======== Source material
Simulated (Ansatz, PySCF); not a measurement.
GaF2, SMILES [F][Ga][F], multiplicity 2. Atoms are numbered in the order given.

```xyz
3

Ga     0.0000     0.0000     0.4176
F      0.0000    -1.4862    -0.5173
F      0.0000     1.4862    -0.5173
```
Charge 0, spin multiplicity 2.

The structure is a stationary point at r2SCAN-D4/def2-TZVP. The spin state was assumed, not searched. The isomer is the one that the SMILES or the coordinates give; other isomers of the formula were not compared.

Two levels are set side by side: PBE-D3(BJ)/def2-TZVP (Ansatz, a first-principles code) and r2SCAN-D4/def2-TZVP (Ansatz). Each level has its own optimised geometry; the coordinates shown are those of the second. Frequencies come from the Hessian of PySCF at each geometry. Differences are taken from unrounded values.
================

Everything from the first line of the records above through the line containing "Charge 0, spin multiplicity 2." should be restated word for word; leave out all other lines.

### Task output
Simulated (Ansatz, PySCF); not a measurement.
GaF2, SMILES [F][Ga][F], multiplicity 2. Atoms are numbered in the order given.

```xyz
3

Ga     0.0000     0.0000     0.4176
F      0.0000    -1.4862    -0.5173
F      0.0000     1.4862    -0.5173
```
Charge 0, spin multiplicity 2.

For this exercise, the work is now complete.